# DATASET EXCERPTS
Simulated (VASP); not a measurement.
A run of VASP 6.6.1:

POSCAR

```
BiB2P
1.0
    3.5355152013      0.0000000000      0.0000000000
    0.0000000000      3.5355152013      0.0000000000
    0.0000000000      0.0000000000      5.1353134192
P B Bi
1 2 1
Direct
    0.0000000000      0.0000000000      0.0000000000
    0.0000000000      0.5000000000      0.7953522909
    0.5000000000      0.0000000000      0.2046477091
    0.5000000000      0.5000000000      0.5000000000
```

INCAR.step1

# WORK TASK
Transcribe all of the material without omitting a line.

# TASK RESPONSE
Simulated (VASP); not a measurement.
A run of VASP 6.6.1:

POSCAR

```
BiB2P
1.0
    3.5355152013      0.0000000000      0.0000000000
    0.0000000000      3.5355152013      0.0000000000
    0.0000000000      0.0000000000      5.1353134192
P B Bi
1 2 1
Direct
    0.0000000000      0.0000000000      0.0000000000
    0.0000000000      0.5000000000      0.7953522909
    0.5000000000      0.0000000000      0.2046477091
    0.5000000000      0.5000000000      0.5000000000
```

INCAR.step1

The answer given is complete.